» **WORK ORDER**
I would like every record below transcribed exactly as it is.

» **PROVIDED DATA**
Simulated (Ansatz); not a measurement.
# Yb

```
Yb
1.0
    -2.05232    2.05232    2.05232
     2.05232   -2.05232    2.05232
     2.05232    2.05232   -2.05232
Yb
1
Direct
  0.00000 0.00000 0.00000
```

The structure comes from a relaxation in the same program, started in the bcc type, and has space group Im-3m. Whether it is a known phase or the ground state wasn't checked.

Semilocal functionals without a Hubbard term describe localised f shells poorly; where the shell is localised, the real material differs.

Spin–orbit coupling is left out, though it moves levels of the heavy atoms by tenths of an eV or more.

» **WRITTEN REPLY**
Simulated (Ansatz); not a measurement.
# Yb

```
Yb
1.0
    -2.05232    2.05232    2.05232
     2.05232   -2.05232    2.05232
     2.05232    2.05232   -2.05232
Yb
1
Direct
  0.00000 0.00000 0.00000
```

The structure comes from a relaxation in the same program, started in the bcc type, and has space group Im-3m. Whether it is a known phase or the ground state wasn't checked.

Semilocal functionals without a Hubbard term describe localised f shells poorly; where the shell is localised, the real material differs.

Spin–orbit coupling is left out, though it moves levels of the heavy atoms by tenths of an eV or more.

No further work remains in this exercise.